__Provided records__

══════

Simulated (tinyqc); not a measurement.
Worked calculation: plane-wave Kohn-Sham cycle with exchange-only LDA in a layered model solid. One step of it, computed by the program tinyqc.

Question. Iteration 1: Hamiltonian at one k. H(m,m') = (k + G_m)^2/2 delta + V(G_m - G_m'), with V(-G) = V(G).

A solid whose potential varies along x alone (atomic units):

══════

__Work item__
Exactly as they stand, repeat all the records.

__Task result__
Simulated (tinyqc); not a measurement.
Worked calculation: plane-wave Kohn-Sham cycle with exchange-only LDA in a layered model solid. One step of it, computed by the program tinyqc.

Question. Iteration 1: Hamiltonian at one k. H(m,m') = (k + G_m)^2/2 delta + V(G_m - G_m'), with V(-G) = V(G).

A solid whose potential varies along x alone (atomic units):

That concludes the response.